● **ACTIVITY**: Every line in the records below between the one holding "B3LYP-D3(BJ)/def2-TZVP geometries, fixed;" and the one holding "Charge +1, spin multiplicity 1.", inclusive, is to be set down exactly; all other lines are to be left out.

● **EXCERPTED DATA**:
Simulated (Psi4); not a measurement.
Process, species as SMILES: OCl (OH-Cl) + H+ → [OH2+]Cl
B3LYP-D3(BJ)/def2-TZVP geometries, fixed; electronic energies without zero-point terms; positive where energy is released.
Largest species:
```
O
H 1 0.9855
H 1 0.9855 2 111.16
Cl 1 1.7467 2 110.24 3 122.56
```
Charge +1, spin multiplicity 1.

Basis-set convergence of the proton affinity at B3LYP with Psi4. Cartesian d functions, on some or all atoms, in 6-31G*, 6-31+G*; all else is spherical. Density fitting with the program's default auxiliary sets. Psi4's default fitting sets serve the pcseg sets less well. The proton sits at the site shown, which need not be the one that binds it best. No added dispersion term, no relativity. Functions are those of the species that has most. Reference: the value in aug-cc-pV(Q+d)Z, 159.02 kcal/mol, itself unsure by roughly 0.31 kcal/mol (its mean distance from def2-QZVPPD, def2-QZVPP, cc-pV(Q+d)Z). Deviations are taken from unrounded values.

● **ANSWER SPACE**:
B3LYP-D3(BJ)/def2-TZVP geometries, fixed; electronic energies without zero-point terms; positive where energy is released.
Largest species:
```
O
H 1 0.9855
H 1 0.9855 2 111.16
Cl 1 1.7467 2 110.24 3 122.56
```
Charge +1, spin multiplicity 1.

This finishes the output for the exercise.